RECORD EXCERPTS ▸
● ● ● ● ●

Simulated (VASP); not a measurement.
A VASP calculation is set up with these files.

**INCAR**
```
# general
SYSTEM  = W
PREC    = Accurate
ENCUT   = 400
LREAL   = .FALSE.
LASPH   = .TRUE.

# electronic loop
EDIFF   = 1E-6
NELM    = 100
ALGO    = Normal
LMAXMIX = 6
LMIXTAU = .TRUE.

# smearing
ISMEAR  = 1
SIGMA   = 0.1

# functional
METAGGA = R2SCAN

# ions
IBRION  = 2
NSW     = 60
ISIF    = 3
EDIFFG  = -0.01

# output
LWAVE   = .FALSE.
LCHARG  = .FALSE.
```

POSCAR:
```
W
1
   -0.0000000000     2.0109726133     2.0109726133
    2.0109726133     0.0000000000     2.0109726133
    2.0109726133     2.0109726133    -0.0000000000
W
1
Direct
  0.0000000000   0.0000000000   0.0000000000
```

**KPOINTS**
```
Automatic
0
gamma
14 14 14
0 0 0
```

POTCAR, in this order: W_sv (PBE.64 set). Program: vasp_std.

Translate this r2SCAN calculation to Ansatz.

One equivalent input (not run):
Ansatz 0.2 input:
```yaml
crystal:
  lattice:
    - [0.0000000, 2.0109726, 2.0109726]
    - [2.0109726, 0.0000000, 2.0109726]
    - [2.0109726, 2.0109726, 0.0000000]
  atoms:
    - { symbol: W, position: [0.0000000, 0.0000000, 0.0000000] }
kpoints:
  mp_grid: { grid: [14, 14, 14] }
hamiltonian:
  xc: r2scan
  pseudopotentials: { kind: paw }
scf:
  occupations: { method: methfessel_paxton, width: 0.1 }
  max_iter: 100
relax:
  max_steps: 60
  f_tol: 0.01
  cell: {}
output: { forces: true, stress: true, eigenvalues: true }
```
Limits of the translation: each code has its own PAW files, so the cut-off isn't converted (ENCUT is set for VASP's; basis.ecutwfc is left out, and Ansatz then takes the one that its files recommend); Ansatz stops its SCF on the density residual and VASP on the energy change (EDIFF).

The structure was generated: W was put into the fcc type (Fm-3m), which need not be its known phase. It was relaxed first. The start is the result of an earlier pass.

● ● ● ● ●

ASSIGNED TASK ▸ Up to and including the line with "POTCAR, in this", restate the records above word for word from the very first line.

WRITTEN RESPONSE ▸
Simulated (VASP); not a measurement.
A VASP calculation is set up with these files.

**INCAR**
```
# general
SYSTEM  = W
PREC    = Accurate
ENCUT   = 400
LREAL   = .FALSE.
LASPH   = .TRUE.

# electronic loop
EDIFF   = 1E-6
NELM    = 100
ALGO    = Normal
LMAXMIX = 6
LMIXTAU = .TRUE.

# smearing
ISMEAR  = 1
SIGMA   = 0.1

# functional
METAGGA = R2SCAN

# ions
IBRION  = 2
NSW     = 60
ISIF    = 3
EDIFFG  = -0.01

# output
LWAVE   = .FALSE.
LCHARG  = .FALSE.
```

POSCAR:
```
W
1
   -0.0000000000     2.0109726133     2.0109726133
    2.0109726133     0.0000000000     2.0109726133
    2.0109726133     2.0109726133    -0.0000000000
W
1
Direct
  0.0000000000   0.0000000000   0.0000000000
```

**KPOINTS**
```
Automatic
0
gamma
14 14 14
0 0 0
```

POTCAR, in this order: W_sv (PBE.64 set). Program: vasp_std.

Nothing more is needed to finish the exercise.